**Assignment**
Give back the entire listing that follows, exactly.

**Recorded data**
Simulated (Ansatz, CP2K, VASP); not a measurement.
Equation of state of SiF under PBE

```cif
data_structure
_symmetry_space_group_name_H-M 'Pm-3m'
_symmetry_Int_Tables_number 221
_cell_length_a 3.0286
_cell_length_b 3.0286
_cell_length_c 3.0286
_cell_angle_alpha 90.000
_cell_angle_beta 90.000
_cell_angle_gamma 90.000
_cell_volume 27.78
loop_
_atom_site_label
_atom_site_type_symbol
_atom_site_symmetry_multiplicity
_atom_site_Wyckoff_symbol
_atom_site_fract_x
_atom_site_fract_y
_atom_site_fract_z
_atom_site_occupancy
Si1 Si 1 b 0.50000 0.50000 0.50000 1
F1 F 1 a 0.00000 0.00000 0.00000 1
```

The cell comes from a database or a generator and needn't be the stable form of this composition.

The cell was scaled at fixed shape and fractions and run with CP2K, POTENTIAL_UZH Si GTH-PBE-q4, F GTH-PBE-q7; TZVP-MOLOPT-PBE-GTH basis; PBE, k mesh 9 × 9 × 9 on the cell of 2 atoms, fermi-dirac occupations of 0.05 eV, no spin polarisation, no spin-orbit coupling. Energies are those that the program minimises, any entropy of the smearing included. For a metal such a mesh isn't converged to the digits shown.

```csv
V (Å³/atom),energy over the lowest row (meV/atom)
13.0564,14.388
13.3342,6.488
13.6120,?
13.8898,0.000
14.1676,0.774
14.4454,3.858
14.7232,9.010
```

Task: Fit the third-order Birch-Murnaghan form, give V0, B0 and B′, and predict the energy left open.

**Response**
Simulated (Ansatz, CP2K, VASP); not a measurement.
Equation of state of SiF under PBE

```cif
data_structure
_symmetry_space_group_name_H-M 'Pm-3m'
_symmetry_Int_Tables_number 221
_cell_length_a 3.0286
_cell_length_b 3.0286
_cell_length_c 3.0286
_cell_angle_alpha 90.000
_cell_angle_beta 90.000
_cell_angle_gamma 90.000
_cell_volume 27.78
loop_
_atom_site_label
_atom_site_type_symbol
_atom_site_symmetry_multiplicity
_atom_site_Wyckoff_symbol
_atom_site_fract_x
_atom_site_fract_y
_atom_site_fract_z
_atom_site_occupancy
Si1 Si 1 b 0.50000 0.50000 0.50000 1
F1 F 1 a 0.00000 0.00000 0.00000 1
```

The cell comes from a database or a generator and needn't be the stable form of this composition.

The cell was scaled at fixed shape and fractions and run with CP2K, POTENTIAL_UZH Si GTH-PBE-q4, F GTH-PBE-q7; TZVP-MOLOPT-PBE-GTH basis; PBE, k mesh 9 × 9 × 9 on the cell of 2 atoms, fermi-dirac occupations of 0.05 eV, no spin polarisation, no spin-orbit coupling. Energies are those that the program minimises, any entropy of the smearing included. For a metal such a mesh isn't converged to the digits shown.

```csv
V (Å³/atom),energy over the lowest row (meV/atom)
13.0564,14.388
13.3342,6.488
13.6120,?
13.8898,0.000
14.1676,0.774
14.4454,3.858
14.7232,9.010
```

Task: Fit the third-order Birch-Murnaghan form, give V0, B0 and B′, and predict the energy left open.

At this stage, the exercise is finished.